INFORMATION GIVEN

- - - -

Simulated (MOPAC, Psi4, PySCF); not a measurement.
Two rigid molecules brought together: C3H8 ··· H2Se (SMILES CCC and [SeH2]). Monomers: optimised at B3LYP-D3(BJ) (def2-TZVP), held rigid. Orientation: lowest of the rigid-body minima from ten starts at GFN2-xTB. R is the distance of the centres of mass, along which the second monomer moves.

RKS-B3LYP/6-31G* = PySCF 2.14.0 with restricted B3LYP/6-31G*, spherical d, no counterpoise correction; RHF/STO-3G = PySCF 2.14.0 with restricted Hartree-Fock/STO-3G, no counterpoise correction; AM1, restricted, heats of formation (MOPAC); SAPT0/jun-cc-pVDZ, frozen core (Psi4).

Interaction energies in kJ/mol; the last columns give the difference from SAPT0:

- - - -

WORK INSTRUCTION
Write out the material above exactly, please, from its first line up to and including the line where "RKS-B3LYP/6-31G* = PySCF" appears, and stop there.

ANSWER BOX
Simulated (MOPAC, Psi4, PySCF); not a measurement.
Two rigid molecules brought together: C3H8 ··· H2Se (SMILES CCC and [SeH2]). Monomers: optimised at B3LYP-D3(BJ) (def2-TZVP), held rigid. Orientation: lowest of the rigid-body minima from ten starts at GFN2-xTB. R is the distance of the centres of mass, along which the second monomer moves.

RKS-B3LYP/6-31G* = PySCF 2.14.0 with restricted B3LYP/6-31G*, spherical d, no counterpoise correction; RHF/STO-3G = PySCF 2.14.0 with restricted Hartree-Fock/STO-3G, no counterpoise correction; AM1, restricted, heats of formation (MOPAC); SAPT0/jun-cc-pVDZ, frozen core (Psi4).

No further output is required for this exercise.